→ Assigned task: Would you set down every line of the data below exactly as it reads?

→ Information given:
──────

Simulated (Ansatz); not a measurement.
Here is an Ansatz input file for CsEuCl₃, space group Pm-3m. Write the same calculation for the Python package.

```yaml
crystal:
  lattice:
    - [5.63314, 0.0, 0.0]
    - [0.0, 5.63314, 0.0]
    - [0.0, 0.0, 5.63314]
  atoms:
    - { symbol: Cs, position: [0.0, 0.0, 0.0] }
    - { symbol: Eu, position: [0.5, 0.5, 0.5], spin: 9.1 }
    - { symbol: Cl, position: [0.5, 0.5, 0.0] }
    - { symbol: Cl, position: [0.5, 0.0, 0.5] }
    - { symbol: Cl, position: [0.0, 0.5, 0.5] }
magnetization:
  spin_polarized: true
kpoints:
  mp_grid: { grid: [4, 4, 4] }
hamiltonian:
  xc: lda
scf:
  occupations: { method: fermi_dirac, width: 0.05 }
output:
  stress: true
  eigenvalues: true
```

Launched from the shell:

──────

→ Written answer:
Simulated (Ansatz); not a measurement.
Here is an Ansatz input file for CsEuCl₃, space group Pm-3m. Write the same calculation for the Python package.

```yaml
crystal:
  lattice:
    - [5.63314, 0.0, 0.0]
    - [0.0, 5.63314, 0.0]
    - [0.0, 0.0, 5.63314]
  atoms:
    - { symbol: Cs, position: [0.0, 0.0, 0.0] }
    - { symbol: Eu, position: [0.5, 0.5, 0.5], spin: 9.1 }
    - { symbol: Cl, position: [0.5, 0.5, 0.0] }
    - { symbol: Cl, position: [0.5, 0.0, 0.5] }
    - { symbol: Cl, position: [0.0, 0.5, 0.5] }
magnetization:
  spin_polarized: true
kpoints:
  mp_grid: { grid: [4, 4, 4] }
hamiltonian:
  xc: lda
scf:
  occupations: { method: fermi_dirac, width: 0.05 }
output:
  stress: true
  eigenvalues: true
```

Launched from the shell:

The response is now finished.